WORK TASK: Below are entries; print them exactly from the first line through the one containing "How long does it take, and how much memory?".

EXERCISE DATA:
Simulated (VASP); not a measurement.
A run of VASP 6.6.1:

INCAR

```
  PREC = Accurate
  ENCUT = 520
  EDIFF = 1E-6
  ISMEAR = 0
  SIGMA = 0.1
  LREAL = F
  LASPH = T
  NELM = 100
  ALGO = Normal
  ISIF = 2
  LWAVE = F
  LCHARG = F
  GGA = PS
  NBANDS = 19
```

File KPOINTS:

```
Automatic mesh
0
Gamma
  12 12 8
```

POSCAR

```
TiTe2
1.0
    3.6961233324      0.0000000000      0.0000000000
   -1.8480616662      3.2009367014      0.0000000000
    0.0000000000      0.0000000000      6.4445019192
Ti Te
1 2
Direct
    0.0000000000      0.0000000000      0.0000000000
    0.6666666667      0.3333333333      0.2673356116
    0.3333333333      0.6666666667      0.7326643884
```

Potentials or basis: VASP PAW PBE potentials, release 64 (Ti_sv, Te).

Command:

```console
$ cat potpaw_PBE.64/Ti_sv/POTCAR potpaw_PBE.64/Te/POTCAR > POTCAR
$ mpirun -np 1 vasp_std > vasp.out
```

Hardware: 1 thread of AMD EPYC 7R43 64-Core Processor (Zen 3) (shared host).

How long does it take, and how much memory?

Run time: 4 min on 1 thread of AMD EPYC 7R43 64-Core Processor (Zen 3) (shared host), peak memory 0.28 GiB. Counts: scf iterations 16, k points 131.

WRITTEN REPLY:
Simulated (VASP); not a measurement.
A run of VASP 6.6.1:

INCAR

```
  PREC = Accurate
  ENCUT = 520
  EDIFF = 1E-6
  ISMEAR = 0
  SIGMA = 0.1
  LREAL = F
  LASPH = T
  NELM = 100
  ALGO = Normal
  ISIF = 2
  LWAVE = F
  LCHARG = F
  GGA = PS
  NBANDS = 19
```

File KPOINTS:

```
Automatic mesh
0
Gamma
  12 12 8
```

POSCAR

```
TiTe2
1.0
    3.6961233324      0.0000000000      0.0000000000
   -1.8480616662      3.2009367014      0.0000000000
    0.0000000000      0.0000000000      6.4445019192
Ti Te
1 2
Direct
    0.0000000000      0.0000000000      0.0000000000
    0.6666666667      0.3333333333      0.2673356116
    0.3333333333      0.6666666667      0.7326643884
```

Potentials or basis: VASP PAW PBE potentials, release 64 (Ti_sv, Te).

Command:

```console
$ cat potpaw_PBE.64/Ti_sv/POTCAR potpaw_PBE.64/Te/POTCAR > POTCAR
$ mpirun -np 1 vasp_std > vasp.out
```

Hardware: 1 thread of AMD EPYC 7R43 64-Core Processor (Zen 3) (shared host).

How long does it take, and how much memory?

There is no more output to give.